══ Given entries

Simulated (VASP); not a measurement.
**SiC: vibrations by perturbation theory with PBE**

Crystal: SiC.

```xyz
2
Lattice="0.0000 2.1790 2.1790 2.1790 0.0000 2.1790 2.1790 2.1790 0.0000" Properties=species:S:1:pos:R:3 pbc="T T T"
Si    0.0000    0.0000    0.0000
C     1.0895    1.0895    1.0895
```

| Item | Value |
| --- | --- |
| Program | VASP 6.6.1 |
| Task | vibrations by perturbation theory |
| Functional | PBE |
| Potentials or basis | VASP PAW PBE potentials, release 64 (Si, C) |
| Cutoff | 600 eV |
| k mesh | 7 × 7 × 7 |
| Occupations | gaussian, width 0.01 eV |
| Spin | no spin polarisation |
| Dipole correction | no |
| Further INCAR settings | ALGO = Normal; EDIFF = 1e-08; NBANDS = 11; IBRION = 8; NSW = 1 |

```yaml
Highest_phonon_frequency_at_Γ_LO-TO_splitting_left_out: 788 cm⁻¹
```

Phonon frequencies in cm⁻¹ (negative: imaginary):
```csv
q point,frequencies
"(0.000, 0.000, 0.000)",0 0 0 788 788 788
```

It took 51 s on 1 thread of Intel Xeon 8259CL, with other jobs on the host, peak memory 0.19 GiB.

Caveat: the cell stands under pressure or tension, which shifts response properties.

════

> Work request: A verbatim copy of all the records is required. Write it out in full.

> Exercise response:
Simulated (VASP); not a measurement.
**SiC: vibrations by perturbation theory with PBE**

Crystal: SiC.

```xyz
2
Lattice="0.0000 2.1790 2.1790 2.1790 0.0000 2.1790 2.1790 2.1790 0.0000" Properties=species:S:1:pos:R:3 pbc="T T T"
Si    0.0000    0.0000    0.0000
C     1.0895    1.0895    1.0895
```

| Item | Value |
| --- | --- |
| Program | VASP 6.6.1 |
| Task | vibrations by perturbation theory |
| Functional | PBE |
| Potentials or basis | VASP PAW PBE potentials, release 64 (Si, C) |
| Cutoff | 600 eV |
| k mesh | 7 × 7 × 7 |
| Occupations | gaussian, width 0.01 eV |
| Spin | no spin polarisation |
| Dipole correction | no |
| Further INCAR settings | ALGO = Normal; EDIFF = 1e-08; NBANDS = 11; IBRION = 8; NSW = 1 |

```yaml
Highest_phonon_frequency_at_Γ_LO-TO_splitting_left_out: 788 cm⁻¹
```

Phonon frequencies in cm⁻¹ (negative: imaginary):
```csv
q point,frequencies
"(0.000, 0.000, 0.000)",0 0 0 788 788 788
```

It took 51 s on 1 thread of Intel Xeon 8259CL, with other jobs on the host, peak memory 0.19 GiB.

Caveat: the cell stands under pressure or tension, which shifts response properties.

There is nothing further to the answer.